Provide again, from the entries below, every line from the one containing "Alike in all" through the one containing "A k mesh can", exactly as written, and no other line.

[Start of section]

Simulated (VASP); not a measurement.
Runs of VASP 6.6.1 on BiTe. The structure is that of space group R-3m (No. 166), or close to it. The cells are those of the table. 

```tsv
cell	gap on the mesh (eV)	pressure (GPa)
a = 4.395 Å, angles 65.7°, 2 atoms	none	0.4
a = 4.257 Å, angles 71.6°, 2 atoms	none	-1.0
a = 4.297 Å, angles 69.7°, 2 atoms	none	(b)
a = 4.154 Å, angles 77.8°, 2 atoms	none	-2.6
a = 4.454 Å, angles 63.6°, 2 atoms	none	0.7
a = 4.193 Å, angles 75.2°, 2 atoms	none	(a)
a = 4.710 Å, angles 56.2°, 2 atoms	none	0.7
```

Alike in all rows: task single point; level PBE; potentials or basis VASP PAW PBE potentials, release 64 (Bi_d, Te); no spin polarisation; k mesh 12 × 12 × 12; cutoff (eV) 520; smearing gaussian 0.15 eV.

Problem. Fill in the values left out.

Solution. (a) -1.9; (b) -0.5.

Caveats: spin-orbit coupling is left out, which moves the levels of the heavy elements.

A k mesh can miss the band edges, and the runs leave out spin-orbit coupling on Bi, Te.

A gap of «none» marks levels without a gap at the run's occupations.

[End of section]

▶ Worked solution
Alike in all rows: task single point; level PBE; potentials or basis VASP PAW PBE potentials, release 64 (Bi_d, Te); no spin polarisation; k mesh 12 × 12 × 12; cutoff (eV) 520; smearing gaussian 0.15 eV.

Problem. Fill in the values left out.

Solution. (a) -1.9; (b) -0.5.

Caveats: spin-orbit coupling is left out, which moves the levels of the heavy elements.

A k mesh can miss the band edges, and the runs leave out spin-orbit coupling on Bi, Te.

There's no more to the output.